Given entries Block Start
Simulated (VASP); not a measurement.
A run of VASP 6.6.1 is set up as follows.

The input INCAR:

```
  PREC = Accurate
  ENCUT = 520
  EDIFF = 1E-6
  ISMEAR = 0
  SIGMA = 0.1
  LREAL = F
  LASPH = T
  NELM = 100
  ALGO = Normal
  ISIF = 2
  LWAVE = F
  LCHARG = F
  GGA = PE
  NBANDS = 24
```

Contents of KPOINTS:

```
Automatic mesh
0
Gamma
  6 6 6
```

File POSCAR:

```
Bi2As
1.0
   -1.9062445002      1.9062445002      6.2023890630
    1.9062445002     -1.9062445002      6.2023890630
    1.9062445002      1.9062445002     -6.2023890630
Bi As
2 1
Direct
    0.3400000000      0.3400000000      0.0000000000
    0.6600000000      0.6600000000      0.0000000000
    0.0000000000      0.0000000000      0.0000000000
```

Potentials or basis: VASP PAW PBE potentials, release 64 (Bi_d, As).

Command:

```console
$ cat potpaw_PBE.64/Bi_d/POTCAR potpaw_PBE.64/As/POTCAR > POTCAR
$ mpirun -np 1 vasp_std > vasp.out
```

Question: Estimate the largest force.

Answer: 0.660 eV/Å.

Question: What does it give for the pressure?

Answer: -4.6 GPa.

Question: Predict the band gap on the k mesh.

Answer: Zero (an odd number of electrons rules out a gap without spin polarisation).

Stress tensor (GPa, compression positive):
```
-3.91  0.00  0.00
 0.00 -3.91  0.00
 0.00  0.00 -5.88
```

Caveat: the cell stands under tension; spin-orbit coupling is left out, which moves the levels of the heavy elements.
Given entries Block End

Work item: Write out the lines of the entries, word for word, from the first through the one containing "Question: Estimate the largest force.", and stop at that line.

Task solution:
Simulated (VASP); not a measurement.
A run of VASP 6.6.1 is set up as follows.

The input INCAR:

```
  PREC = Accurate
  ENCUT = 520
  EDIFF = 1E-6
  ISMEAR = 0
  SIGMA = 0.1
  LREAL = F
  LASPH = T
  NELM = 100
  ALGO = Normal
  ISIF = 2
  LWAVE = F
  LCHARG = F
  GGA = PE
  NBANDS = 24
```

Contents of KPOINTS:

```
Automatic mesh
0
Gamma
  6 6 6
```

File POSCAR:

```
Bi2As
1.0
   -1.9062445002      1.9062445002      6.2023890630
    1.9062445002     -1.9062445002      6.2023890630
    1.9062445002      1.9062445002     -6.2023890630
Bi As
2 1
Direct
    0.3400000000      0.3400000000      0.0000000000
    0.6600000000      0.6600000000      0.0000000000
    0.0000000000      0.0000000000      0.0000000000
```

Potentials or basis: VASP PAW PBE potentials, release 64 (Bi_d, As).

Command:

```console
$ cat potpaw_PBE.64/Bi_d/POTCAR potpaw_PBE.64/As/POTCAR > POTCAR
$ mpirun -np 1 vasp_std > vasp.out
```

Question: Estimate the largest force.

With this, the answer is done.